**Task item**:
Write out all of the lines below, exactly and completely.

**Exercise data**:
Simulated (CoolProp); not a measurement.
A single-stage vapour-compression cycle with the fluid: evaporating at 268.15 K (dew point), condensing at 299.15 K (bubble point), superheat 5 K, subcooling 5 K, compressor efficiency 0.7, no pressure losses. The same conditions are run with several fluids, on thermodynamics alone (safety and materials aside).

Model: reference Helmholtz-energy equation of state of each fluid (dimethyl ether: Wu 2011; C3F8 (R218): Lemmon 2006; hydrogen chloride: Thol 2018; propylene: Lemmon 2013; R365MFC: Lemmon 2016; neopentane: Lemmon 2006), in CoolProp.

**Written reply**:
Simulated (CoolProp); not a measurement.
A single-stage vapour-compression cycle with the fluid: evaporating at 268.15 K (dew point), condensing at 299.15 K (bubble point), superheat 5 K, subcooling 5 K, compressor efficiency 0.7, no pressure losses. The same conditions are run with several fluids, on thermodynamics alone (safety and materials aside).

Model: reference Helmholtz-energy equation of state of each fluid (dimethyl ether: Wu 2011; C3F8 (R218): Lemmon 2006; hydrogen chloride: Thol 2018; propylene: Lemmon 2013; R365MFC: Lemmon 2016; neopentane: Lemmon 2006), in CoolProp.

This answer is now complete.